## Listed entries
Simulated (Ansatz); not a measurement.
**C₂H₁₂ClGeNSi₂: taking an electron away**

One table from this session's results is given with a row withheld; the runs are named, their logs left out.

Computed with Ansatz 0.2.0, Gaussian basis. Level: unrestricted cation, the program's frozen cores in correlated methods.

## Assigned task
Produce a verbatim transcript of the material above.

## Exercise answer
Simulated (Ansatz); not a measurement.
**C₂H₁₂ClGeNSi₂: taking an electron away**

One table from this session's results is given with a row withheld; the runs are named, their logs left out.

Computed with Ansatz 0.2.0, Gaussian basis. Level: unrestricted cation, the program's frozen cores in correlated methods.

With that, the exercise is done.